→ **TASK ITEM**
In the data below, one line contains "At the start: pressure" and a later one contains "volume (Å³) |". Print both, with every line between them, exactly and alone.

→ **DATA FOR ANALYSIS**
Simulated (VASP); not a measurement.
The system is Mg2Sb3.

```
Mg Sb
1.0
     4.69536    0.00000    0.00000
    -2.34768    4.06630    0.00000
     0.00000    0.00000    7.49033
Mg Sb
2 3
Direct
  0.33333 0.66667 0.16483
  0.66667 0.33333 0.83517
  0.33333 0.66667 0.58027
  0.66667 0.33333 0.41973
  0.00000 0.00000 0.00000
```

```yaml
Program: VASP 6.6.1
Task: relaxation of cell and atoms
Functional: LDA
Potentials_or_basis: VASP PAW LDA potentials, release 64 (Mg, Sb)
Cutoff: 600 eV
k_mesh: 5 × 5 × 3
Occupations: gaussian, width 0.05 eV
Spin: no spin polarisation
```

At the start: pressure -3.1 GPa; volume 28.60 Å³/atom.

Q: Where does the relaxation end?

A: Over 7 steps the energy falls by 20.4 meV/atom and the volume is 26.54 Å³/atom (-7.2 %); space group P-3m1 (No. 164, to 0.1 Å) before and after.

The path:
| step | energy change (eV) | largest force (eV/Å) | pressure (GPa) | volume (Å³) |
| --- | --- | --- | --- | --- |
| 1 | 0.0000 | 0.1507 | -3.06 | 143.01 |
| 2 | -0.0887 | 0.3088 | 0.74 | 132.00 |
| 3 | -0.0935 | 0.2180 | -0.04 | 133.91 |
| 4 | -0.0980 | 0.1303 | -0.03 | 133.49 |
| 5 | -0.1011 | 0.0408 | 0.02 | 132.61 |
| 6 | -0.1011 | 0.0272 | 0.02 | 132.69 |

→ **WRITTEN REPLY**
At the start: pressure -3.1 GPa; volume 28.60 Å³/atom.

Q: Where does the relaxation end?

A: Over 7 steps the energy falls by 20.4 meV/atom and the volume is 26.54 Å³/atom (-7.2 %); space group P-3m1 (No. 164, to 0.1 Å) before and after.

The path:
| step | energy change (eV) | largest force (eV/Å) | pressure (GPa) | volume (Å³) |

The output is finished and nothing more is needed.